———

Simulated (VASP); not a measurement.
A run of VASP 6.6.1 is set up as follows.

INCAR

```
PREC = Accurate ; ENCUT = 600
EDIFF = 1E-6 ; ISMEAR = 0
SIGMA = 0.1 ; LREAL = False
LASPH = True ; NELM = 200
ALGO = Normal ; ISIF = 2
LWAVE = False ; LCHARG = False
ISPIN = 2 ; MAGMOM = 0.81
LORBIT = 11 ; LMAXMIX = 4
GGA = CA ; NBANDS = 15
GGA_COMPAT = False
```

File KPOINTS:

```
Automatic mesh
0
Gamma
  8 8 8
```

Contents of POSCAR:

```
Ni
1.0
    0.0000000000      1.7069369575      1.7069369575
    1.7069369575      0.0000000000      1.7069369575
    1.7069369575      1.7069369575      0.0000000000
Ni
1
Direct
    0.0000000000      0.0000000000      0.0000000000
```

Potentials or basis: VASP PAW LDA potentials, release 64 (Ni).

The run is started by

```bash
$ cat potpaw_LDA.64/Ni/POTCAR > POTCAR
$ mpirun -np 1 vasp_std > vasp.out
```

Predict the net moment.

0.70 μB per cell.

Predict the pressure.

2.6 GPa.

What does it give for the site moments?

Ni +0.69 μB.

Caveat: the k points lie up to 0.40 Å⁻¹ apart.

———

| Work order |
Copy out the material, keeping every line exactly as it is.

| Answer space |
Simulated (VASP); not a measurement.
A run of VASP 6.6.1 is set up as follows.

INCAR

```
PREC = Accurate ; ENCUT = 600
EDIFF = 1E-6 ; ISMEAR = 0
SIGMA = 0.1 ; LREAL = False
LASPH = True ; NELM = 200
ALGO = Normal ; ISIF = 2
LWAVE = False ; LCHARG = False
ISPIN = 2 ; MAGMOM = 0.81
LORBIT = 11 ; LMAXMIX = 4
GGA = CA ; NBANDS = 15
GGA_COMPAT = False
```

File KPOINTS:

```
Automatic mesh
0
Gamma
  8 8 8
```

Contents of POSCAR:

```
Ni
1.0
    0.0000000000      1.7069369575      1.7069369575
    1.7069369575      0.0000000000      1.7069369575
    1.7069369575      1.7069369575      0.0000000000
Ni
1
Direct
    0.0000000000      0.0000000000      0.0000000000
```

Potentials or basis: VASP PAW LDA potentials, release 64 (Ni).

The run is started by

```bash
$ cat potpaw_LDA.64/Ni/POTCAR > POTCAR
$ mpirun -np 1 vasp_std > vasp.out
```

Predict the net moment.

0.70 μB per cell.

Predict the pressure.

2.6 GPa.

What does it give for the site moments?

Ni +0.69 μB.

Caveat: the k points lie up to 0.40 Å⁻¹ apart.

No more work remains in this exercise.